* WORK ITEM:
The records that follow must be repeated exactly, line by line.

* GIVEN DATA:
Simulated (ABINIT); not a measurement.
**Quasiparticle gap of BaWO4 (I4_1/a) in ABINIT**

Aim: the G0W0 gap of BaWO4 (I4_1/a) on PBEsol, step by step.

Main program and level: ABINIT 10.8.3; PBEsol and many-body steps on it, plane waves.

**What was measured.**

* ANSWER SECTION:
Simulated (ABINIT); not a measurement.
**Quasiparticle gap of BaWO4 (I4_1/a) in ABINIT**

Aim: the G0W0 gap of BaWO4 (I4_1/a) on PBEsol, step by step.

Main program and level: ABINIT 10.8.3; PBEsol and many-body steps on it, plane waves.

**What was measured.**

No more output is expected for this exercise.